Entries provided
___
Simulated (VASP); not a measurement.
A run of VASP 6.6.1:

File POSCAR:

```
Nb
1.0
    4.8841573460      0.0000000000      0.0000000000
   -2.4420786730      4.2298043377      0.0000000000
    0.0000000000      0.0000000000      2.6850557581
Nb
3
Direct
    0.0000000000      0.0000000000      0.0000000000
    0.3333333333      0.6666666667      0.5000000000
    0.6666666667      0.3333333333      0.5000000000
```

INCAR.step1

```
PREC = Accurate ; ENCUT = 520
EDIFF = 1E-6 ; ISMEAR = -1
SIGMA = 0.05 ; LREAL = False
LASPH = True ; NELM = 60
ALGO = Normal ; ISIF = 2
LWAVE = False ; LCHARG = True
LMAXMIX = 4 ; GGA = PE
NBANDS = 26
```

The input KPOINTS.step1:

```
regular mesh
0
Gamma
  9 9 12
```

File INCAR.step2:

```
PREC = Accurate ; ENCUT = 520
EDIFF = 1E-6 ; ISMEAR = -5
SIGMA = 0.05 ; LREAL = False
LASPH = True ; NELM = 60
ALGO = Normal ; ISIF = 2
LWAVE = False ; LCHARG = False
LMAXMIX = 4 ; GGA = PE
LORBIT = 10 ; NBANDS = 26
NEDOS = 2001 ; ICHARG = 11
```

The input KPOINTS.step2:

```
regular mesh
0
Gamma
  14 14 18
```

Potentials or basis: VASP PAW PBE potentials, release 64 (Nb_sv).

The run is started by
___

Set the lines down exactly, from the first line of the records to the line where "Potentials or basis: VASP" appears, with both ends kept.

Simulated (VASP); not a measurement.
A run of VASP 6.6.1:

File POSCAR:

```
Nb
1.0
    4.8841573460      0.0000000000      0.0000000000
   -2.4420786730      4.2298043377      0.0000000000
    0.0000000000      0.0000000000      2.6850557581
Nb
3
Direct
    0.0000000000      0.0000000000      0.0000000000
    0.3333333333      0.6666666667      0.5000000000
    0.6666666667      0.3333333333      0.5000000000
```

INCAR.step1

```
PREC = Accurate ; ENCUT = 520
EDIFF = 1E-6 ; ISMEAR = -1
SIGMA = 0.05 ; LREAL = False
LASPH = True ; NELM = 60
ALGO = Normal ; ISIF = 2
LWAVE = False ; LCHARG = True
LMAXMIX = 4 ; GGA = PE
NBANDS = 26
```

The input KPOINTS.step1:

```
regular mesh
0
Gamma
  9 9 12
```

File INCAR.step2:

```
PREC = Accurate ; ENCUT = 520
EDIFF = 1E-6 ; ISMEAR = -5
SIGMA = 0.05 ; LREAL = False
LASPH = True ; NELM = 60
ALGO = Normal ; ISIF = 2
LWAVE = False ; LCHARG = False
LMAXMIX = 4 ; GGA = PE
LORBIT = 10 ; NBANDS = 26
NEDOS = 2001 ; ICHARG = 11
```

The input KPOINTS.step2:

```
regular mesh
0
Gamma
  14 14 18
```

Potentials or basis: VASP PAW PBE potentials, release 64 (Nb_sv).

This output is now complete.